** Requirement **
Transcribe the data exactly, stopping after the "Caveat: without QUAD_EFG" line.

** Dataset content **
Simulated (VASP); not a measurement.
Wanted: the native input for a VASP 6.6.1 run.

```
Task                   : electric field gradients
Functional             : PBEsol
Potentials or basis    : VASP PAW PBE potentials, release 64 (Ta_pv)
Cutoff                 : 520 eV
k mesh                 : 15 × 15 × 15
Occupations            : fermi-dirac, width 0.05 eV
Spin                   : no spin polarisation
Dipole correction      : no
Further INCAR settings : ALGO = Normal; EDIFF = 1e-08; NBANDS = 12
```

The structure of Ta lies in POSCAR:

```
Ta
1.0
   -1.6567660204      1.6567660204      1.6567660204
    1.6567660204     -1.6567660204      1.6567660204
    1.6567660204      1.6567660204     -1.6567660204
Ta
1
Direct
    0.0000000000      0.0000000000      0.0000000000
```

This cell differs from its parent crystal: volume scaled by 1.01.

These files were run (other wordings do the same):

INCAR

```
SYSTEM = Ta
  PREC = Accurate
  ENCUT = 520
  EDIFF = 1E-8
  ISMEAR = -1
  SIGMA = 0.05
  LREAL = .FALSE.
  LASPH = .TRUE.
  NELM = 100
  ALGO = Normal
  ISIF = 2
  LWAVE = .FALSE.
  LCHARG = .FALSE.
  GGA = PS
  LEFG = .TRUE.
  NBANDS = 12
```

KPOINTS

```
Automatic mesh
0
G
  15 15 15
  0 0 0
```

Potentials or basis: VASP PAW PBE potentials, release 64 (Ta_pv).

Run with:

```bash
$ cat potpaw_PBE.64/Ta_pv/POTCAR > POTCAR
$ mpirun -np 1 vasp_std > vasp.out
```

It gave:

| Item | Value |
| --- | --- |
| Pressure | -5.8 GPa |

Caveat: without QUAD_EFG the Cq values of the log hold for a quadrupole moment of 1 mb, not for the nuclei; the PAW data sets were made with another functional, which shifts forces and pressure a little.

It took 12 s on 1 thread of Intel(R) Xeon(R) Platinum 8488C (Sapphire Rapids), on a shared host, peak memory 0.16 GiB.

** Answer section **
Simulated (VASP); not a measurement.
Wanted: the native input for a VASP 6.6.1 run.

```
Task                   : electric field gradients
Functional             : PBEsol
Potentials or basis    : VASP PAW PBE potentials, release 64 (Ta_pv)
Cutoff                 : 520 eV
k mesh                 : 15 × 15 × 15
Occupations            : fermi-dirac, width 0.05 eV
Spin                   : no spin polarisation
Dipole correction      : no
Further INCAR settings : ALGO = Normal; EDIFF = 1e-08; NBANDS = 12
```

The structure of Ta lies in POSCAR:

```
Ta
1.0
   -1.6567660204      1.6567660204      1.6567660204
    1.6567660204     -1.6567660204      1.6567660204
    1.6567660204      1.6567660204     -1.6567660204
Ta
1
Direct
    0.0000000000      0.0000000000      0.0000000000
```

This cell differs from its parent crystal: volume scaled by 1.01.

These files were run (other wordings do the same):

INCAR

```
SYSTEM = Ta
  PREC = Accurate
  ENCUT = 520
  EDIFF = 1E-8
  ISMEAR = -1
  SIGMA = 0.05
  LREAL = .FALSE.
  LASPH = .TRUE.
  NELM = 100
  ALGO = Normal
  ISIF = 2
  LWAVE = .FALSE.
  LCHARG = .FALSE.
  GGA = PS
  LEFG = .TRUE.
  NBANDS = 12
```

KPOINTS

```
Automatic mesh
0
G
  15 15 15
  0 0 0
```

Potentials or basis: VASP PAW PBE potentials, release 64 (Ta_pv).

Run with:

```bash
$ cat potpaw_PBE.64/Ta_pv/POTCAR > POTCAR
$ mpirun -np 1 vasp_std > vasp.out
```

It gave:

| Item | Value |
| --- | --- |
| Pressure | -5.8 GPa |

Caveat: without QUAD_EFG the Cq values of the log hold for a quadrupole moment of 1 mb, not for the nuclei; the PAW data sets were made with another functional, which shifts forces and pressure a little.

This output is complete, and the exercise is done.